→ **Provided material**
★ ★ ★ ★
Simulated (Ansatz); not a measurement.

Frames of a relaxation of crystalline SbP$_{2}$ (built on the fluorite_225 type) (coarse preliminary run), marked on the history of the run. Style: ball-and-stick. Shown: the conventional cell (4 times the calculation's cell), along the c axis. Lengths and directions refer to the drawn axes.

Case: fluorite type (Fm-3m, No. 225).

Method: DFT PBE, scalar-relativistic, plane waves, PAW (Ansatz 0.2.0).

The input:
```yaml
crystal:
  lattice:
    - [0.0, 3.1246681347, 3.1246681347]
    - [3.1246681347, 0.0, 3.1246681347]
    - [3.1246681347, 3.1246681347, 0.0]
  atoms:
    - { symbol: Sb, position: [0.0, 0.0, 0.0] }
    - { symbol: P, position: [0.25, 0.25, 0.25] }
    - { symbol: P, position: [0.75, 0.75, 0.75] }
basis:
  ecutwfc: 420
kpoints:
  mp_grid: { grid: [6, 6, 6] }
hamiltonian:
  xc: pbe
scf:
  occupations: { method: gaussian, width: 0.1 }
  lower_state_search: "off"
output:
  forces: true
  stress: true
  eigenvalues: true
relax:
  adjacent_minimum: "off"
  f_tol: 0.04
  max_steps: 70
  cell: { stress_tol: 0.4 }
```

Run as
★ ★ ★ ★

→ **Work task**
Reproduce exactly every line that sits between the start of the entries and the line bearing "Case: fluorite type (Fm-3m, No. 225).", counting both of those lines.

→ **Problem solution**
Simulated (Ansatz); not a measurement.

Frames of a relaxation of crystalline SbP$_{2}$ (built on the fluorite_225 type) (coarse preliminary run), marked on the history of the run. Style: ball-and-stick. Shown: the conventional cell (4 times the calculation's cell), along the c axis. Lengths and directions refer to the drawn axes.

Case: fluorite type (Fm-3m, No. 225).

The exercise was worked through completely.